# Recorded information
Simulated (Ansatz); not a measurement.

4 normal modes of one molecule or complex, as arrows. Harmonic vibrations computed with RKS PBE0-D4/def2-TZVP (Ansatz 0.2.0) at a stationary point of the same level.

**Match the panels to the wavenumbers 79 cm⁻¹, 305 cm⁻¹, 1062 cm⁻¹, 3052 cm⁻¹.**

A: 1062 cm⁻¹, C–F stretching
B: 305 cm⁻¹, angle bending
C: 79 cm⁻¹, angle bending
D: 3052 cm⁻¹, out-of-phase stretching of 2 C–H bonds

# Brief
Write out only the lines from the very start of the entries above to the line that includes "A: 1062 cm⁻¹, C–F stretching", both ends included, each one unchanged.

# Task solution
Simulated (Ansatz); not a measurement.

4 normal modes of one molecule or complex, as arrows. Harmonic vibrations computed with RKS PBE0-D4/def2-TZVP (Ansatz 0.2.0) at a stationary point of the same level.

**Match the panels to the wavenumbers 79 cm⁻¹, 305 cm⁻¹, 1062 cm⁻¹, 3052 cm⁻¹.**

A: 1062 cm⁻¹, C–F stretching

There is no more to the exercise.